Please set down every record exactly as it appears below.

__DATA RECORDS__:
+ + + + + + +

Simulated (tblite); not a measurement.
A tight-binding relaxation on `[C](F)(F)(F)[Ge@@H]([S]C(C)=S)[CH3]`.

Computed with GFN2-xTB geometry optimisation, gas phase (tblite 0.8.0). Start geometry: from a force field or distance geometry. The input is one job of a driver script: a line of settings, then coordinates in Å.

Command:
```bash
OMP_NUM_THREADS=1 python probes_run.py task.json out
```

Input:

+ + + + + + +

__TASK RESPONSE__:
Simulated (tblite); not a measurement.
A tight-binding relaxation on `[C](F)(F)(F)[Ge@@H]([S]C(C)=S)[CH3]`.

Computed with GFN2-xTB geometry optimisation, gas phase (tblite 0.8.0). Start geometry: from a force field or distance geometry. The input is one job of a driver script: a line of settings, then coordinates in Å.

Command:
```bash
OMP_NUM_THREADS=1 python probes_run.py task.json out
```

Input:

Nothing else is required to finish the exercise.